◆ ASSIGNED TASK
Return, in their exact form, the lines that lie between the start of the data below and the line containing "An isothermal, constant-pressure", with both ends included.

◆ ENTRIES SHOWN
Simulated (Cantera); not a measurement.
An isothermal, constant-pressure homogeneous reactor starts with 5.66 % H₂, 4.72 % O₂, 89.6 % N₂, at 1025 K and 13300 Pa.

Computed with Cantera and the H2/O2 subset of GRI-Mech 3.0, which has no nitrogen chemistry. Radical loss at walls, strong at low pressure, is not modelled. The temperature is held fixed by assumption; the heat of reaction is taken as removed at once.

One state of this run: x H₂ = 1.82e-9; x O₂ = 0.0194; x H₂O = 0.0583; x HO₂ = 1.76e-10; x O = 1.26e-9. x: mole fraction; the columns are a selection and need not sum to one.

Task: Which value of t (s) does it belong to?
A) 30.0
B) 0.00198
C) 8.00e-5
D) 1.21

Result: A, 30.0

◆ REPLY
Simulated (Cantera); not a measurement.
An isothermal, constant-pressure homogeneous reactor starts with 5.66 % H₂, 4.72 % O₂, 89.6 % N₂, at 1025 K and 13300 Pa.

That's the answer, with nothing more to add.